□ □ □
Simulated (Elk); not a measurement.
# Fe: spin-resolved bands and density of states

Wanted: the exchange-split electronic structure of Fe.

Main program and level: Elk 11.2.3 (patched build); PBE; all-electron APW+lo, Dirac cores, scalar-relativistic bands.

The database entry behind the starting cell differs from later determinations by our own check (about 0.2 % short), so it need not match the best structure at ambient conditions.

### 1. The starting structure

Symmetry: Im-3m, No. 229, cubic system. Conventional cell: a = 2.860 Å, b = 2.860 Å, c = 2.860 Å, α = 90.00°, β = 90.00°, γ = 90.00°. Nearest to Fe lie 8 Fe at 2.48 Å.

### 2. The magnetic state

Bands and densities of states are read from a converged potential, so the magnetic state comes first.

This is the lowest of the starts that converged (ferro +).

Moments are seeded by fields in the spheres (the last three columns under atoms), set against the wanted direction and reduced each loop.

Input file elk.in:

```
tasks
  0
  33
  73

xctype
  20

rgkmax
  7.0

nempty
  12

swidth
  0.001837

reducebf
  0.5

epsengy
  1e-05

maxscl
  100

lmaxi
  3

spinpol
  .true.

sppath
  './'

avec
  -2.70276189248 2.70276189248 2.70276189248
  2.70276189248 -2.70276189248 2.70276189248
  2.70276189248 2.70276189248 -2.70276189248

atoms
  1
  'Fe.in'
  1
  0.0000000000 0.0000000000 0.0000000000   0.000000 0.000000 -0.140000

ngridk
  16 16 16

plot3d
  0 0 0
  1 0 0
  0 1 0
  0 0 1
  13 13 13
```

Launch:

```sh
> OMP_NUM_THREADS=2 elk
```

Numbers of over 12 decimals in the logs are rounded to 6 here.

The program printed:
□ □ □

**Requirement**
The lines above, starting at the one with "### 2. The magnetic state" and ending at the one with "Numbers of over", are the only ones to return, exactly as written.

**Written answer**
### 2. The magnetic state

Bands and densities of states are read from a converged potential, so the magnetic state comes first.

This is the lowest of the starts that converged (ferro +).

Moments are seeded by fields in the spheres (the last three columns under atoms), set against the wanted direction and reduced each loop.

Input file elk.in:

```
tasks
  0
  33
  73

xctype
  20

rgkmax
  7.0

nempty
  12

swidth
  0.001837

reducebf
  0.5

epsengy
  1e-05

maxscl
  100

lmaxi
  3

spinpol
  .true.

sppath
  './'

avec
  -2.70276189248 2.70276189248 2.70276189248
  2.70276189248 -2.70276189248 2.70276189248
  2.70276189248 2.70276189248 -2.70276189248

atoms
  1
  'Fe.in'
  1
  0.0000000000 0.0000000000 0.0000000000   0.000000 0.000000 -0.140000

ngridk
  16 16 16

plot3d
  0 0 0
  1 0 0
  0 1 0
  0 0 1
  13 13 13
```

Launch:

```sh
> OMP_NUM_THREADS=2 elk
```

Numbers of over 12 decimals in the logs are rounded to 6 here.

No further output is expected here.